### DATASET RECORDS
----------

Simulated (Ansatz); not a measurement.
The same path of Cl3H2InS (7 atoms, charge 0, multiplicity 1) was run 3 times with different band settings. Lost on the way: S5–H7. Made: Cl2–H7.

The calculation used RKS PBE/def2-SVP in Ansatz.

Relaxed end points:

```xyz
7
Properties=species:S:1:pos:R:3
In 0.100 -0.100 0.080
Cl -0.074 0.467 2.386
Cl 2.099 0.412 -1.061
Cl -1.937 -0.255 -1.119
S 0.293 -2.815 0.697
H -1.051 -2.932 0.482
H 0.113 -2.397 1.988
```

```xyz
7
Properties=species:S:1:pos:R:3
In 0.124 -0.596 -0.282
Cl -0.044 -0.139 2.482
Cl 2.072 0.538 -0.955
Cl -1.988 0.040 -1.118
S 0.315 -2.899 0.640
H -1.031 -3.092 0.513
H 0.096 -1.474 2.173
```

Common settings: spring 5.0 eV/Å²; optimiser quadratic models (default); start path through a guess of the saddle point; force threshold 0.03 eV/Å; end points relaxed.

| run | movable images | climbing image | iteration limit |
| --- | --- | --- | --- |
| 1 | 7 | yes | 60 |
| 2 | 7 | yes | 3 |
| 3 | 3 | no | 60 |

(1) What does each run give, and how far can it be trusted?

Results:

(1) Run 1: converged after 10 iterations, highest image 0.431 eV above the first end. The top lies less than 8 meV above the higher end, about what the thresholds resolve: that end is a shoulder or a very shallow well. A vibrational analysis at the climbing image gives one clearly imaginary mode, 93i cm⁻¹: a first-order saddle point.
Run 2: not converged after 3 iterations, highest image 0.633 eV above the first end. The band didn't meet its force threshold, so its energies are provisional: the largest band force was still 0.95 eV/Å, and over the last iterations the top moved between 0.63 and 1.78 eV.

----------

### REQUIREMENT
Give again, word for word, the lines of the listing, starting at its first line and ending with the line containing "(1) Run 1: converged".

### ANSWER AREA
Simulated (Ansatz); not a measurement.
The same path of Cl3H2InS (7 atoms, charge 0, multiplicity 1) was run 3 times with different band settings. Lost on the way: S5–H7. Made: Cl2–H7.

The calculation used RKS PBE/def2-SVP in Ansatz.

Relaxed end points:

```xyz
7
Properties=species:S:1:pos:R:3
In 0.100 -0.100 0.080
Cl -0.074 0.467 2.386
Cl 2.099 0.412 -1.061
Cl -1.937 -0.255 -1.119
S 0.293 -2.815 0.697
H -1.051 -2.932 0.482
H 0.113 -2.397 1.988
```

```xyz
7
Properties=species:S:1:pos:R:3
In 0.124 -0.596 -0.282
Cl -0.044 -0.139 2.482
Cl 2.072 0.538 -0.955
Cl -1.988 0.040 -1.118
S 0.315 -2.899 0.640
H -1.031 -3.092 0.513
H 0.096 -1.474 2.173
```

Common settings: spring 5.0 eV/Å²; optimiser quadratic models (default); start path through a guess of the saddle point; force threshold 0.03 eV/Å; end points relaxed.

| run | movable images | climbing image | iteration limit |
| --- | --- | --- | --- |
| 1 | 7 | yes | 60 |
| 2 | 7 | yes | 3 |
| 3 | 3 | no | 60 |

(1) What does each run give, and how far can it be trusted?

Results:

(1) Run 1: converged after 10 iterations, highest image 0.431 eV above the first end. The top lies less than 8 meV above the higher end, about what the thresholds resolve: that end is a shoulder or a very shallow well. A vibrational analysis at the climbing image gives one clearly imaginary mode, 93i cm⁻¹: a first-order saddle point.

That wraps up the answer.